Activity: From the listing below, set down exactly the lines between the one holding "Change from the" and the one holding "Ansatz 0.2.0 |", inclusive. No other line is wanted.

■ ■ ■ ■

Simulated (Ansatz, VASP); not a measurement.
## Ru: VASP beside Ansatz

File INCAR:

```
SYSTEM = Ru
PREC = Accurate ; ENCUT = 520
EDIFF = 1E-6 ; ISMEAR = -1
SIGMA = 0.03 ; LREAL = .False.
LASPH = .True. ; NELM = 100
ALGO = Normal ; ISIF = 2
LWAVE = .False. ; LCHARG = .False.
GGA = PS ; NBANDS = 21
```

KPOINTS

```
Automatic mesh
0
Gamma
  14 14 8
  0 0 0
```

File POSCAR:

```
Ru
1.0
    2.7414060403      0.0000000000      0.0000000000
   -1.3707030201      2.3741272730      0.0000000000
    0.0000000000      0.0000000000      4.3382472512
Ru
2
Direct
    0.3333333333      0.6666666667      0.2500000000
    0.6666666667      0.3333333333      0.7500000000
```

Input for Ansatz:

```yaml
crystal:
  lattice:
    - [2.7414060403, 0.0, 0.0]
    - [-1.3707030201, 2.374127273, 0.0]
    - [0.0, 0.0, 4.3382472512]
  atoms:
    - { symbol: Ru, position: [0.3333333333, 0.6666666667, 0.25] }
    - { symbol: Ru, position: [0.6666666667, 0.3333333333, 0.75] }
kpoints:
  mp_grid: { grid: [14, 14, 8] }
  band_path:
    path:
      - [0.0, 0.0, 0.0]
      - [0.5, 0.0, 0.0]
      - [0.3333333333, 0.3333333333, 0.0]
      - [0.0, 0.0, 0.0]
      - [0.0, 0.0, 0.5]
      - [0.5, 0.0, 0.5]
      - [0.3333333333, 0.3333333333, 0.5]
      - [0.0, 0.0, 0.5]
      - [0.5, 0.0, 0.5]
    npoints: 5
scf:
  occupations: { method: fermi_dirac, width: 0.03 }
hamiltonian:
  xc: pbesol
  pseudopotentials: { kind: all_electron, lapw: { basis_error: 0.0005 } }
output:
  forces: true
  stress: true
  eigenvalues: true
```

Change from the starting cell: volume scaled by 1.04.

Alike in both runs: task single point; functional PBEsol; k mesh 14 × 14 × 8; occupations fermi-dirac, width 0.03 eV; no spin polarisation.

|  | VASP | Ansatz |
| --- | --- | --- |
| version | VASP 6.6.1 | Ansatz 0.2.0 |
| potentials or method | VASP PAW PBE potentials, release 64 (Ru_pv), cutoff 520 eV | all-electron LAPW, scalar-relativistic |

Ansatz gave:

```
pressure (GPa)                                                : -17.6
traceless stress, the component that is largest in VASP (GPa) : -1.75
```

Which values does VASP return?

■ ■ ■ ■

Task output:
Change from the starting cell: volume scaled by 1.04.

Alike in both runs: task single point; functional PBEsol; k mesh 14 × 14 × 8; occupations fermi-dirac, width 0.03 eV; no spin polarisation.

|  | VASP | Ansatz |
| --- | --- | --- |
| version | VASP 6.6.1 | Ansatz 0.2.0 |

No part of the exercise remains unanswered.